Restate word for word the lines of the material below, from the line with "Input of a VASP" to the line with "Potentials or basis: VASP", both lines included, and no others.

■ ■ ■ ■ ■ ■ ■

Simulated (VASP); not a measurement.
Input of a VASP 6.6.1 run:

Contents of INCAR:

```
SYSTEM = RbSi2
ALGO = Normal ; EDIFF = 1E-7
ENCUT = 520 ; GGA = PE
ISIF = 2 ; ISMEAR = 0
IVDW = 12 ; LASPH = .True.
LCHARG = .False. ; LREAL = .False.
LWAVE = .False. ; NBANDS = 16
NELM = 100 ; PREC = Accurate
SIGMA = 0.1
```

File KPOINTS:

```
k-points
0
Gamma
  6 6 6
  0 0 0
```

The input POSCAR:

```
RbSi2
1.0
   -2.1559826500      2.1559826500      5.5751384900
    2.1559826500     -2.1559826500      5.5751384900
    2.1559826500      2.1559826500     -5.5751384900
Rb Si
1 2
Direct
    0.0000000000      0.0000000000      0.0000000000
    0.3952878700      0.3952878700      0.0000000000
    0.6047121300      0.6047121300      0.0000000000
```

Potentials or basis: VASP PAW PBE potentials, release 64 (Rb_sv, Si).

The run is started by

■ ■ ■ ■ ■ ■ ■

_TASK OUTPUT_
Input of a VASP 6.6.1 run:

Contents of INCAR:

```
SYSTEM = RbSi2
ALGO = Normal ; EDIFF = 1E-7
ENCUT = 520 ; GGA = PE
ISIF = 2 ; ISMEAR = 0
IVDW = 12 ; LASPH = .True.
LCHARG = .False. ; LREAL = .False.
LWAVE = .False. ; NBANDS = 16
NELM = 100 ; PREC = Accurate
SIGMA = 0.1
```

File KPOINTS:

```
k-points
0
Gamma
  6 6 6
  0 0 0
```

The input POSCAR:

```
RbSi2
1.0
   -2.1559826500      2.1559826500      5.5751384900
    2.1559826500     -2.1559826500      5.5751384900
    2.1559826500      2.1559826500     -5.5751384900
Rb Si
1 2
Direct
    0.0000000000      0.0000000000      0.0000000000
    0.3952878700      0.3952878700      0.0000000000
    0.6047121300      0.6047121300      0.0000000000
```

Potentials or basis: VASP PAW PBE potentials, release 64 (Rb_sv, Si).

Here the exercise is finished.